| Assigned task |
When the line containing "Question: How long" is reached, include it and end there; set down verbatim every line before it, starting at the top of the records.

| Extracted records |
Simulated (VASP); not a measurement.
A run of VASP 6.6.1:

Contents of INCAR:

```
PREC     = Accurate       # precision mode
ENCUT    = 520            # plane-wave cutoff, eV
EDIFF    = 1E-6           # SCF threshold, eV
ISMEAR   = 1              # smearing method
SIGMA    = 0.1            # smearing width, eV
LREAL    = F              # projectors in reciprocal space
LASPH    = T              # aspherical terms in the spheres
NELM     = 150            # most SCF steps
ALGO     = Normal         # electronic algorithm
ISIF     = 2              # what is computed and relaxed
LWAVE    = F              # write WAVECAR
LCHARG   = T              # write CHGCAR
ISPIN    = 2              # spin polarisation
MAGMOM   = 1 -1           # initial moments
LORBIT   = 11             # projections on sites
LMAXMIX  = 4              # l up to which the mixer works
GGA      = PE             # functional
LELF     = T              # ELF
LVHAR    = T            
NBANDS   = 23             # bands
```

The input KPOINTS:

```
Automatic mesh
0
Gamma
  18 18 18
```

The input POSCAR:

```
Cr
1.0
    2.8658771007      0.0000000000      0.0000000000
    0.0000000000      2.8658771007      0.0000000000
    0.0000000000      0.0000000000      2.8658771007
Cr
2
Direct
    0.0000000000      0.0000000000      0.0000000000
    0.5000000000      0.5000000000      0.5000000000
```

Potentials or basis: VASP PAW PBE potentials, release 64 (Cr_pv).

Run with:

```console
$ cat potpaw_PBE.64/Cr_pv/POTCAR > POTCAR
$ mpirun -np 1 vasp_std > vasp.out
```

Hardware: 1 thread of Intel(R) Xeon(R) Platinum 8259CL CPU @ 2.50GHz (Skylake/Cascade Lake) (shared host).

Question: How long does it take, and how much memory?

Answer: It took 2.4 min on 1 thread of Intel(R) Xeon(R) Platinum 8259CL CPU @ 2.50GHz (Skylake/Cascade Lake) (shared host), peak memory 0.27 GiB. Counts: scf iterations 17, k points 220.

| Task result |
Simulated (VASP); not a measurement.
A run of VASP 6.6.1:

Contents of INCAR:

```
PREC     = Accurate       # precision mode
ENCUT    = 520            # plane-wave cutoff, eV
EDIFF    = 1E-6           # SCF threshold, eV
ISMEAR   = 1              # smearing method
SIGMA    = 0.1            # smearing width, eV
LREAL    = F              # projectors in reciprocal space
LASPH    = T              # aspherical terms in the spheres
NELM     = 150            # most SCF steps
ALGO     = Normal         # electronic algorithm
ISIF     = 2              # what is computed and relaxed
LWAVE    = F              # write WAVECAR
LCHARG   = T              # write CHGCAR
ISPIN    = 2              # spin polarisation
MAGMOM   = 1 -1           # initial moments
LORBIT   = 11             # projections on sites
LMAXMIX  = 4              # l up to which the mixer works
GGA      = PE             # functional
LELF     = T              # ELF
LVHAR    = T            
NBANDS   = 23             # bands
```

The input KPOINTS:

```
Automatic mesh
0
Gamma
  18 18 18
```

The input POSCAR:

```
Cr
1.0
    2.8658771007      0.0000000000      0.0000000000
    0.0000000000      2.8658771007      0.0000000000
    0.0000000000      0.0000000000      2.8658771007
Cr
2
Direct
    0.0000000000      0.0000000000      0.0000000000
    0.5000000000      0.5000000000      0.5000000000
```

Potentials or basis: VASP PAW PBE potentials, release 64 (Cr_pv).

Run with:

```console
$ cat potpaw_PBE.64/Cr_pv/POTCAR > POTCAR
$ mpirun -np 1 vasp_std > vasp.out
```

Hardware: 1 thread of Intel(R) Xeon(R) Platinum 8259CL CPU @ 2.50GHz (Skylake/Cascade Lake) (shared host).

Question: How long does it take, and how much memory?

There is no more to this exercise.